== Raw data

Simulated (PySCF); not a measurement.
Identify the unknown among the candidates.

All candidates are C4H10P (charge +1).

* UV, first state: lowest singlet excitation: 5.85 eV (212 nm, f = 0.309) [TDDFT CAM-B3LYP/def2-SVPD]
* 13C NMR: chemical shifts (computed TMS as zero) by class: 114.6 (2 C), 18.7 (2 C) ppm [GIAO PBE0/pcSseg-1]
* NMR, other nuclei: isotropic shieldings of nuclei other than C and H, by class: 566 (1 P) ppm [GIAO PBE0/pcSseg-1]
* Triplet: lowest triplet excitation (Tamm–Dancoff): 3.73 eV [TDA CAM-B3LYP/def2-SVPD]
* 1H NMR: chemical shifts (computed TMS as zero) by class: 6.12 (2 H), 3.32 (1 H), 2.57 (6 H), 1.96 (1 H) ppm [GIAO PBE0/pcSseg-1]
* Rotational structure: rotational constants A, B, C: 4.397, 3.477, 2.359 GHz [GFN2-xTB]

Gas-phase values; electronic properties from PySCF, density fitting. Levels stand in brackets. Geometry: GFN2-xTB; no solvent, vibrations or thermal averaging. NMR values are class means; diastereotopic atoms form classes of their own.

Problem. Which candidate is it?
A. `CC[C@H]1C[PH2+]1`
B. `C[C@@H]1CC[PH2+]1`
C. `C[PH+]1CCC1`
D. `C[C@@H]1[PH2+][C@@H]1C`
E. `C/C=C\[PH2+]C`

====

• Task item: Give the data again, exactly as it stands.

• Task response:
Simulated (PySCF); not a measurement.
Identify the unknown among the candidates.

All candidates are C4H10P (charge +1).

* UV, first state: lowest singlet excitation: 5.85 eV (212 nm, f = 0.309) [TDDFT CAM-B3LYP/def2-SVPD]
* 13C NMR: chemical shifts (computed TMS as zero) by class: 114.6 (2 C), 18.7 (2 C) ppm [GIAO PBE0/pcSseg-1]
* NMR, other nuclei: isotropic shieldings of nuclei other than C and H, by class: 566 (1 P) ppm [GIAO PBE0/pcSseg-1]
* Triplet: lowest triplet excitation (Tamm–Dancoff): 3.73 eV [TDA CAM-B3LYP/def2-SVPD]
* 1H NMR: chemical shifts (computed TMS as zero) by class: 6.12 (2 H), 3.32 (1 H), 2.57 (6 H), 1.96 (1 H) ppm [GIAO PBE0/pcSseg-1]
* Rotational structure: rotational constants A, B, C: 4.397, 3.477, 2.359 GHz [GFN2-xTB]

Gas-phase values; electronic properties from PySCF, density fitting. Levels stand in brackets. Geometry: GFN2-xTB; no solvent, vibrations or thermal averaging. NMR values are class means; diastereotopic atoms form classes of their own.

Problem. Which candidate is it?
A. `CC[C@H]1C[PH2+]1`
B. `C[C@@H]1CC[PH2+]1`
C. `C[PH+]1CCC1`
D. `C[C@@H]1[PH2+][C@@H]1C`
E. `C/C=C\[PH2+]C`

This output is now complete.